• Recorded information:
┄┄┄┄┄┄┄┄┄┄┄┄┄┄┄┄┄┄┄┄
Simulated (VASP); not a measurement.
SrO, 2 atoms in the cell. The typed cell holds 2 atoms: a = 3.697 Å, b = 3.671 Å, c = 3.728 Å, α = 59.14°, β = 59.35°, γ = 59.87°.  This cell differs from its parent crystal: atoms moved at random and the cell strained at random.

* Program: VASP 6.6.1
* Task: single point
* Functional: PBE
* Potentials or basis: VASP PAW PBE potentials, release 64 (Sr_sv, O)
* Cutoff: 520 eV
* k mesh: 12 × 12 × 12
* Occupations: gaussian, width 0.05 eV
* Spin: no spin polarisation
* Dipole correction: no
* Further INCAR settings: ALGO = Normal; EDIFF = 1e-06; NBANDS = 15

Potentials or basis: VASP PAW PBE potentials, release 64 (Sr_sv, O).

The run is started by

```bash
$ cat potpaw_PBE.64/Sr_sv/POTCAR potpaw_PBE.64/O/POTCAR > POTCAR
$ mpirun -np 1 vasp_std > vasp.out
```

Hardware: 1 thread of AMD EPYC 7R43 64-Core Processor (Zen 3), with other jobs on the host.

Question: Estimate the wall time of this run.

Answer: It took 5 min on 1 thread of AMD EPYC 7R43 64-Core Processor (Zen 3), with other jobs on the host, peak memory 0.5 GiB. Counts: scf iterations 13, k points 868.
┄┄┄┄┄┄┄┄┄┄┄┄┄┄┄┄┄┄┄┄

• Requirement: Print exactly, and only, the lines beginning at the top of the listing and ending at the line with "Task: single point".

• Exercise output:
Simulated (VASP); not a measurement.
SrO, 2 atoms in the cell. The typed cell holds 2 atoms: a = 3.697 Å, b = 3.671 Å, c = 3.728 Å, α = 59.14°, β = 59.35°, γ = 59.87°.  This cell differs from its parent crystal: atoms moved at random and the cell strained at random.

* Program: VASP 6.6.1
* Task: single point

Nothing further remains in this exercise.